### Dataset records

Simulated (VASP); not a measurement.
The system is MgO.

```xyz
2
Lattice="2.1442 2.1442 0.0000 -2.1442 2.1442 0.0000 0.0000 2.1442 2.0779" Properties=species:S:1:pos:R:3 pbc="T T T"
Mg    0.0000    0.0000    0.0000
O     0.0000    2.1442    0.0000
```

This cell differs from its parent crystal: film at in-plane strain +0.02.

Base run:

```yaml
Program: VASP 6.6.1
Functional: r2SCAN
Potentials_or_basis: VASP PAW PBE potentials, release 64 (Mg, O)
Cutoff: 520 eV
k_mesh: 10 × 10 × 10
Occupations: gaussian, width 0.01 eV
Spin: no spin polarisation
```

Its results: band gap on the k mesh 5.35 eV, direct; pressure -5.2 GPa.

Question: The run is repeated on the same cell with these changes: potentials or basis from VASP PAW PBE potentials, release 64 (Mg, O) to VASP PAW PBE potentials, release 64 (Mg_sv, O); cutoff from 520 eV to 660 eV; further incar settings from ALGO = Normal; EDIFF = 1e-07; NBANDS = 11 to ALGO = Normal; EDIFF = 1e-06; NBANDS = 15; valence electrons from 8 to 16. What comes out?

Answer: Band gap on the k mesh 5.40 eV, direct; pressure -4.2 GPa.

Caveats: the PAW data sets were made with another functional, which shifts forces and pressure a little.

######

● **Required action**:
Please copy, exactly as written, every line in the listing above from the line with "Question: The run" up to and including the line with "Answer: Band gap".

● **Expected answer**:
Question: The run is repeated on the same cell with these changes: potentials or basis from VASP PAW PBE potentials, release 64 (Mg, O) to VASP PAW PBE potentials, release 64 (Mg_sv, O); cutoff from 520 eV to 660 eV; further incar settings from ALGO = Normal; EDIFF = 1e-07; NBANDS = 11 to ALGO = Normal; EDIFF = 1e-06; NBANDS = 15; valence electrons from 8 to 16. What comes out?

Answer: Band gap on the k mesh 5.40 eV, direct; pressure -4.2 GPa.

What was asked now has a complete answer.